## Study material
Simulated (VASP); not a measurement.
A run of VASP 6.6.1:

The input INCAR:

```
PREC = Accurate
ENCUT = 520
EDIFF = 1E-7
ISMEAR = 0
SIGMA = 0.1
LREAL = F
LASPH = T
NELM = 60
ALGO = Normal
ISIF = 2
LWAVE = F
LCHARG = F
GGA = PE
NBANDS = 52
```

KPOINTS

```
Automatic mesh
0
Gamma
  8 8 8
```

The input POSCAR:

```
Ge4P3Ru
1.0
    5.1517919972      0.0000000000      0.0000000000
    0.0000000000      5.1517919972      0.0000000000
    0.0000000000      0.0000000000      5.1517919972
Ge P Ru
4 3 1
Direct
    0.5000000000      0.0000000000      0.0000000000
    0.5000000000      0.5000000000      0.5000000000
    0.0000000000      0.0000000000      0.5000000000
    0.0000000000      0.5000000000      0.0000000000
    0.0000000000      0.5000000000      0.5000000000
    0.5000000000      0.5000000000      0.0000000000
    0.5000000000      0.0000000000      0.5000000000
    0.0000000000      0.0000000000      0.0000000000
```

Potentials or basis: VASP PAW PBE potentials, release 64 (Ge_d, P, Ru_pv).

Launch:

## Assigned task
Transcribe every entry exactly.

## Answer box
Simulated (VASP); not a measurement.
A run of VASP 6.6.1:

The input INCAR:

```
PREC = Accurate
ENCUT = 520
EDIFF = 1E-7
ISMEAR = 0
SIGMA = 0.1
LREAL = F
LASPH = T
NELM = 60
ALGO = Normal
ISIF = 2
LWAVE = F
LCHARG = F
GGA = PE
NBANDS = 52
```

KPOINTS

```
Automatic mesh
0
Gamma
  8 8 8
```

The input POSCAR:

```
Ge4P3Ru
1.0
    5.1517919972      0.0000000000      0.0000000000
    0.0000000000      5.1517919972      0.0000000000
    0.0000000000      0.0000000000      5.1517919972
Ge P Ru
4 3 1
Direct
    0.5000000000      0.0000000000      0.0000000000
    0.5000000000      0.5000000000      0.5000000000
    0.0000000000      0.0000000000      0.5000000000
    0.0000000000      0.5000000000      0.0000000000
    0.0000000000      0.5000000000      0.5000000000
    0.5000000000      0.5000000000      0.0000000000
    0.5000000000      0.0000000000      0.5000000000
    0.0000000000      0.0000000000      0.0000000000
```

Potentials or basis: VASP PAW PBE potentials, release 64 (Ge_d, P, Ru_pv).

Launch:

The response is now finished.